# [Work task]
Please retype the material beneath this task exactly, starting with its first line and finishing with the line containing "Only differences to".

::::::::

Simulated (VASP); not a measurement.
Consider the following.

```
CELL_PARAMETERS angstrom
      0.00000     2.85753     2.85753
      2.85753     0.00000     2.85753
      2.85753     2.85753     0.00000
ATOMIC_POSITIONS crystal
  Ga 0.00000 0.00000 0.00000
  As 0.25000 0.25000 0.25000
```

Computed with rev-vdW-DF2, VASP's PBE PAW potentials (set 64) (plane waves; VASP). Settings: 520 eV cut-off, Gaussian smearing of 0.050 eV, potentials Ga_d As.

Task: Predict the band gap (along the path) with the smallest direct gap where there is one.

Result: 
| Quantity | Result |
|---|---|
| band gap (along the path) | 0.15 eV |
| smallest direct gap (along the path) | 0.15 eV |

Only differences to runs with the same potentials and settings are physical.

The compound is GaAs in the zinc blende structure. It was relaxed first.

::::::::

# [Written answer]
Simulated (VASP); not a measurement.
Consider the following.

```
CELL_PARAMETERS angstrom
      0.00000     2.85753     2.85753
      2.85753     0.00000     2.85753
      2.85753     2.85753     0.00000
ATOMIC_POSITIONS crystal
  Ga 0.00000 0.00000 0.00000
  As 0.25000 0.25000 0.25000
```

Computed with rev-vdW-DF2, VASP's PBE PAW potentials (set 64) (plane waves; VASP). Settings: 520 eV cut-off, Gaussian smearing of 0.050 eV, potentials Ga_d As.

Task: Predict the band gap (along the path) with the smallest direct gap where there is one.

Result: 
| Quantity | Result |
|---|---|
| band gap (along the path) | 0.15 eV |
| smallest direct gap (along the path) | 0.15 eV |

Only differences to runs with the same potentials and settings are physical.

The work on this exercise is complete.